#####

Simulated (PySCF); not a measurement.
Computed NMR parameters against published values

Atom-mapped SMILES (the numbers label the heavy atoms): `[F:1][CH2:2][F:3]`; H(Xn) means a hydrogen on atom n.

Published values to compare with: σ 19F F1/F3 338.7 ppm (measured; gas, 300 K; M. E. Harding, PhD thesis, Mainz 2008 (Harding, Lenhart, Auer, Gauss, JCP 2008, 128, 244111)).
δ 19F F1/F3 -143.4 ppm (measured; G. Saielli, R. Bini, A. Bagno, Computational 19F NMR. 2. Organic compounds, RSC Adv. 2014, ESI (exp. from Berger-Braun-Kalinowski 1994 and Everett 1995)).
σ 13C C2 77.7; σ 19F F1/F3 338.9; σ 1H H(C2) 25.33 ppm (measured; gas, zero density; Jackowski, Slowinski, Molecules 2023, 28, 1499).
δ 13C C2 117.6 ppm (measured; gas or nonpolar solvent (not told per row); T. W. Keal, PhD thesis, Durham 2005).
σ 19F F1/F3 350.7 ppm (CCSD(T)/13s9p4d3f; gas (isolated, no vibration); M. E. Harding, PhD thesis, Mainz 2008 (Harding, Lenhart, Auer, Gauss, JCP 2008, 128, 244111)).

#####

Brief: What you return must be the lines above that run from the line with "Atom-mapped SMILES (the" to the line with "δ 19F F1/F3", inclusive, each copied exactly.

Response area:
Atom-mapped SMILES (the numbers label the heavy atoms): `[F:1][CH2:2][F:3]`; H(Xn) means a hydrogen on atom n.

Published values to compare with: σ 19F F1/F3 338.7 ppm (measured; gas, 300 K; M. E. Harding, PhD thesis, Mainz 2008 (Harding, Lenhart, Auer, Gauss, JCP 2008, 128, 244111)).
δ 19F F1/F3 -143.4 ppm (measured; G. Saielli, R. Bini, A. Bagno, Computational 19F NMR. 2. Organic compounds, RSC Adv. 2014, ESI (exp. from Berger-Braun-Kalinowski 1994 and Everett 1995)).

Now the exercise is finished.